• _WORK INSTRUCTION_: Reproduce every entry precisely as written.

BEGIN LISTED ENTRIES
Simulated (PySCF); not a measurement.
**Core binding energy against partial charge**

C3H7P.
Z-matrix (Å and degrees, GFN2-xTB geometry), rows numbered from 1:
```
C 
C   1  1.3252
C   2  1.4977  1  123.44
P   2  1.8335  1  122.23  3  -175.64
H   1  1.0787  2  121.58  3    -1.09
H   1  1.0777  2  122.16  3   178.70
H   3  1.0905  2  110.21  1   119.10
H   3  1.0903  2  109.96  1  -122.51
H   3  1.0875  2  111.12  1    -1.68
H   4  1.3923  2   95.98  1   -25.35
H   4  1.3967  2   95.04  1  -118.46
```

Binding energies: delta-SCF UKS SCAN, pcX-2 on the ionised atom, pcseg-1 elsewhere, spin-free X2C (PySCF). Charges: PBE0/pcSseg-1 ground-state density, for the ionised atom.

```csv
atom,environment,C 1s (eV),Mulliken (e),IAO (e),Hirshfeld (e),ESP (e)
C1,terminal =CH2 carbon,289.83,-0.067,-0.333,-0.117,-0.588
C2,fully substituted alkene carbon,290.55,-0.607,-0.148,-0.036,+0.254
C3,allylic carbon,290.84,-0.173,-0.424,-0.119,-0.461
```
END LISTED ENTRIES

• _RESPONSE_:
Simulated (PySCF); not a measurement.
**Core binding energy against partial charge**

C3H7P.
Z-matrix (Å and degrees, GFN2-xTB geometry), rows numbered from 1:
```
C 
C   1  1.3252
C   2  1.4977  1  123.44
P   2  1.8335  1  122.23  3  -175.64
H   1  1.0787  2  121.58  3    -1.09
H   1  1.0777  2  122.16  3   178.70
H   3  1.0905  2  110.21  1   119.10
H   3  1.0903  2  109.96  1  -122.51
H   3  1.0875  2  111.12  1    -1.68
H   4  1.3923  2   95.98  1   -25.35
H   4  1.3967  2   95.04  1  -118.46
```

Binding energies: delta-SCF UKS SCAN, pcX-2 on the ionised atom, pcseg-1 elsewhere, spin-free X2C (PySCF). Charges: PBE0/pcSseg-1 ground-state density, for the ionised atom.

```csv
atom,environment,C 1s (eV),Mulliken (e),IAO (e),Hirshfeld (e),ESP (e)
C1,terminal =CH2 carbon,289.83,-0.067,-0.333,-0.117,-0.588
C2,fully substituted alkene carbon,290.55,-0.607,-0.148,-0.036,+0.254
C3,allylic carbon,290.84,-0.173,-0.424,-0.119,-0.461
```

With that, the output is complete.